====================

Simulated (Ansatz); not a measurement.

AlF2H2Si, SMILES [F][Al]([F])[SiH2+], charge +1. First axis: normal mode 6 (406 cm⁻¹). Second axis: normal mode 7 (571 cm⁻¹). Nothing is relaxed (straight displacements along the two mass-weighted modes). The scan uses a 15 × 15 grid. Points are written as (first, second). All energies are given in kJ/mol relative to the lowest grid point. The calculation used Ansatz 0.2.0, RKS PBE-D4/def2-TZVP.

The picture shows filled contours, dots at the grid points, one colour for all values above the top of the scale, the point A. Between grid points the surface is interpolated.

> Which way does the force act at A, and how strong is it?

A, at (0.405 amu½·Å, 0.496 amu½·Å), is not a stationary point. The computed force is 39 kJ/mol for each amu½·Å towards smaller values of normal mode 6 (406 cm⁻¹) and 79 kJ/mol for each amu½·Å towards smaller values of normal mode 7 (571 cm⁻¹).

====================

• _Work item_
Output all entries exactly as given above.

• _Written solution_
Simulated (Ansatz); not a measurement.

AlF2H2Si, SMILES [F][Al]([F])[SiH2+], charge +1. First axis: normal mode 6 (406 cm⁻¹). Second axis: normal mode 7 (571 cm⁻¹). Nothing is relaxed (straight displacements along the two mass-weighted modes). The scan uses a 15 × 15 grid. Points are written as (first, second). All energies are given in kJ/mol relative to the lowest grid point. The calculation used Ansatz 0.2.0, RKS PBE-D4/def2-TZVP.

The picture shows filled contours, dots at the grid points, one colour for all values above the top of the scale, the point A. Between grid points the surface is interpolated.

> Which way does the force act at A, and how strong is it?

A, at (0.405 amu½·Å, 0.496 amu½·Å), is not a stationary point. The computed force is 39 kJ/mol for each amu½·Å towards smaller values of normal mode 6 (406 cm⁻¹) and 79 kJ/mol for each amu½·Å towards smaller values of normal mode 7 (571 cm⁻¹).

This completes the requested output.